REQUIRED ACTION:
All lines from the first one in the listing below to the one holding "NaFeN (P6_3mc) from", inclusive, are to be copied exactly.

^^^^^^^^^^^^^^^^

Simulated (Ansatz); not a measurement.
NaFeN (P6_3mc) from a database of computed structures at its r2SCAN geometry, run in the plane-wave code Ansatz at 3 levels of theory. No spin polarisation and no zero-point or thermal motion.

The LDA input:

^^^^^^^^^^^^^^^^

YOUR SOLUTION:
Simulated (Ansatz); not a measurement.
NaFeN (P6_3mc) from a database of computed structures at its r2SCAN geometry, run in the plane-wave code Ansatz at 3 levels of theory. No spin polarisation and no zero-point or thermal motion.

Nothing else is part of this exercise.